─── MATERIAL PROVIDED

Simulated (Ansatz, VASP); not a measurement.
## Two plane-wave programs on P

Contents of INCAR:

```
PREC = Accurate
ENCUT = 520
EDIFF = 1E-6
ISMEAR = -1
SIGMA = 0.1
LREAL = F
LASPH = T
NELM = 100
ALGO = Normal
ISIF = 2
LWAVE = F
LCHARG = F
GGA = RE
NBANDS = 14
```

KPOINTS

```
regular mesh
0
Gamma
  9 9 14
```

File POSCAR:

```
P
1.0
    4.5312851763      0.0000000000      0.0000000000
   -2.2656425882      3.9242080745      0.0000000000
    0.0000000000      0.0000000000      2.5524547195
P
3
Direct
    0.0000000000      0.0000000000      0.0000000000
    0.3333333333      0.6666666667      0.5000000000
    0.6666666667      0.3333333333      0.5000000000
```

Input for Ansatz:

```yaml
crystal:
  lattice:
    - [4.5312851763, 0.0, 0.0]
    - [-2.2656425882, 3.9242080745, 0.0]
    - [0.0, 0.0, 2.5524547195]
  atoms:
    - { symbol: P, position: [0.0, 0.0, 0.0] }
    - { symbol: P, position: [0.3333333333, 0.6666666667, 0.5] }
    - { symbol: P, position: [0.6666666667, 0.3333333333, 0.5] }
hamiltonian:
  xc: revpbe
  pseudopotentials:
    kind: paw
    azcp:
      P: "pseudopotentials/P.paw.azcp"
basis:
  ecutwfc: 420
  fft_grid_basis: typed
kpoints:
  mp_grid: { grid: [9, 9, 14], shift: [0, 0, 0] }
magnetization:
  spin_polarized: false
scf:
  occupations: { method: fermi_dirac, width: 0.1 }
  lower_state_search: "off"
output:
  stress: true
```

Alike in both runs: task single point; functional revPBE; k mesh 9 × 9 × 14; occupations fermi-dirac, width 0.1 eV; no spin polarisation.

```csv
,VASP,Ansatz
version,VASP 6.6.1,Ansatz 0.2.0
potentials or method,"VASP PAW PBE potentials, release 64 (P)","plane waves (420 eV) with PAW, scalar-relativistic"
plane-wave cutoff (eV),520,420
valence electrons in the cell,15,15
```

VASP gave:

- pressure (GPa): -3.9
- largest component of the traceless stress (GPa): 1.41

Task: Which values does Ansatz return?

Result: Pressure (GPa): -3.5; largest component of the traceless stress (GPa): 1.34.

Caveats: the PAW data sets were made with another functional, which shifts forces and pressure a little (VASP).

──────

## [WORK REQUEST]
Please give an exact copy of the entries above, from the line with "Alike in both" down to the line with "Result: Pressure (GPa): -3.5;", inclusive, and nothing else.

## [EXERCISE OUTPUT]
Alike in both runs: task single point; functional revPBE; k mesh 9 × 9 × 14; occupations fermi-dirac, width 0.1 eV; no spin polarisation.

```csv
,VASP,Ansatz
version,VASP 6.6.1,Ansatz 0.2.0
potentials or method,"VASP PAW PBE potentials, release 64 (P)","plane waves (420 eV) with PAW, scalar-relativistic"
plane-wave cutoff (eV),520,420
valence electrons in the cell,15,15
```

VASP gave:

- pressure (GPa): -3.9
- largest component of the traceless stress (GPa): 1.41

Task: Which values does Ansatz return?

Result: Pressure (GPa): -3.5; largest component of the traceless stress (GPa): 1.34.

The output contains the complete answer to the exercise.